Data excerpts >>
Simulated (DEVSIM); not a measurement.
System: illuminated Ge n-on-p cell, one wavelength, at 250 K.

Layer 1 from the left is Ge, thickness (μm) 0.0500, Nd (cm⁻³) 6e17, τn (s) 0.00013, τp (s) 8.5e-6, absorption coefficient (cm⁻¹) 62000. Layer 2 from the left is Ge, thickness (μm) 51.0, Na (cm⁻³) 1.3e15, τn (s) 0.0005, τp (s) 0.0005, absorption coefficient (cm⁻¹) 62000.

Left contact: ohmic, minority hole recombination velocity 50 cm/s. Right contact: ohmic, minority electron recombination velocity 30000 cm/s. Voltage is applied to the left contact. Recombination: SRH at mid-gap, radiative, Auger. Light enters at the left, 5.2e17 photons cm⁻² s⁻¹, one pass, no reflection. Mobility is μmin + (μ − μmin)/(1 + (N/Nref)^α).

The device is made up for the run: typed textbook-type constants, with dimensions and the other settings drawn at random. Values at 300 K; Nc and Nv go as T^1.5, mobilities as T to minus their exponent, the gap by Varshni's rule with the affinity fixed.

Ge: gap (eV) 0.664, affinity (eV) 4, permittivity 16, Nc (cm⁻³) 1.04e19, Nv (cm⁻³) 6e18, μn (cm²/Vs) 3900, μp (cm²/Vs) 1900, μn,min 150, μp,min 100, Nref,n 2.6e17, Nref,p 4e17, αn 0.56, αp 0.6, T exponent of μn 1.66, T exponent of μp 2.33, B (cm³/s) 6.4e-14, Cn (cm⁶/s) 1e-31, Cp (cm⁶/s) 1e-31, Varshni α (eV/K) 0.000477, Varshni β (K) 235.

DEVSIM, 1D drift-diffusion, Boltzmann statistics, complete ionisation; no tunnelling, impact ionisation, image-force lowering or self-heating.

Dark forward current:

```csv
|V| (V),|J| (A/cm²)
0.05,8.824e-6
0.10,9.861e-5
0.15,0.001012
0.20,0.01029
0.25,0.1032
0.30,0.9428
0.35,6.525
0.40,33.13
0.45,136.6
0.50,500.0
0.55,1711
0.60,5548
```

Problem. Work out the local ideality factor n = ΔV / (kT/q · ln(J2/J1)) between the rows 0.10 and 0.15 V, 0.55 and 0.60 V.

Work request >>
Precisely the lines between those holding "Layer 1 from" and "Left contact: ohmic, minority", inclusive, are to be reproduced from the listing above, with nothing added.

Your solution >>
Layer 1 from the left is Ge, thickness (μm) 0.0500, Nd (cm⁻³) 6e17, τn (s) 0.00013, τp (s) 8.5e-6, absorption coefficient (cm⁻¹) 62000. Layer 2 from the left is Ge, thickness (μm) 51.0, Na (cm⁻³) 1.3e15, τn (s) 0.0005, τp (s) 0.0005, absorption coefficient (cm⁻¹) 62000.

Left contact: ohmic, minority hole recombination velocity 50 cm/s. Right contact: ohmic, minority electron recombination velocity 30000 cm/s. Voltage is applied to the left contact. Recombination: SRH at mid-gap, radiative, Auger. Light enters at the left, 5.2e17 photons cm⁻² s⁻¹, one pass, no reflection. Mobility is μmin + (μ − μmin)/(1 + (N/Nref)^α).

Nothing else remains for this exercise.